→ Given data
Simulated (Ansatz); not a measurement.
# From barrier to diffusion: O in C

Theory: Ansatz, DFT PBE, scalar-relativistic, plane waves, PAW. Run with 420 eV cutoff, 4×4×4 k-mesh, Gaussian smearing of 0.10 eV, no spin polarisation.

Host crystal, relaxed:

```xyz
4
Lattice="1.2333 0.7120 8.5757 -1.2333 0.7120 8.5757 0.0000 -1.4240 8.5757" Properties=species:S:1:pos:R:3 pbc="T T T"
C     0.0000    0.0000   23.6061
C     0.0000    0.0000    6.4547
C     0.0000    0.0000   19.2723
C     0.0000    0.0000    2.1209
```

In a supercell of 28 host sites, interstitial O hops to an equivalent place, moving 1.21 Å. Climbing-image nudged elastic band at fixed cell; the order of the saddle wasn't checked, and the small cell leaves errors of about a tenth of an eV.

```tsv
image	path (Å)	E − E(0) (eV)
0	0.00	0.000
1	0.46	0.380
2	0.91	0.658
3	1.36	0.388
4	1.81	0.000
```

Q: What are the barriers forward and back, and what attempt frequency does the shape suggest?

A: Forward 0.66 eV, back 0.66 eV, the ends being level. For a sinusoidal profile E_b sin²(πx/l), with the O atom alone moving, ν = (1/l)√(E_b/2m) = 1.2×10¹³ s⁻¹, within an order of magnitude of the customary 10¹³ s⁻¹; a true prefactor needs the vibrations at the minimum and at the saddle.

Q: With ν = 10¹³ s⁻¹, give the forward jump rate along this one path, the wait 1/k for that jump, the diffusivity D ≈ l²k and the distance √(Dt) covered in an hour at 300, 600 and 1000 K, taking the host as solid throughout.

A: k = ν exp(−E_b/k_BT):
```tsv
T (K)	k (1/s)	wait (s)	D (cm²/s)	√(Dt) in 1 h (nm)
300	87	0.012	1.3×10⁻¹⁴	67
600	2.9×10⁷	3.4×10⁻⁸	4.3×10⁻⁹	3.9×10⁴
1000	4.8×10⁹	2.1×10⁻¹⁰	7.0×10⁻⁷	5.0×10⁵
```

→ Work item
Keep both end lines and retype everything in the records above from the line containing "In a supercell" through the line containing "A: Forward 0.66", exactly, with nothing else.

→ Answer section
In a supercell of 28 host sites, interstitial O hops to an equivalent place, moving 1.21 Å. Climbing-image nudged elastic band at fixed cell; the order of the saddle wasn't checked, and the small cell leaves errors of about a tenth of an eV.

```tsv
image	path (Å)	E − E(0) (eV)
0	0.00	0.000
1	0.46	0.380
2	0.91	0.658
3	1.36	0.388
4	1.81	0.000
```

Q: What are the barriers forward and back, and what attempt frequency does the shape suggest?

A: Forward 0.66 eV, back 0.66 eV, the ends being level. For a sinusoidal profile E_b sin²(πx/l), with the O atom alone moving, ν = (1/l)√(E_b/2m) = 1.2×10¹³ s⁻¹, within an order of magnitude of the customary 10¹³ s⁻¹; a true prefactor needs the vibrations at the minimum and at the saddle.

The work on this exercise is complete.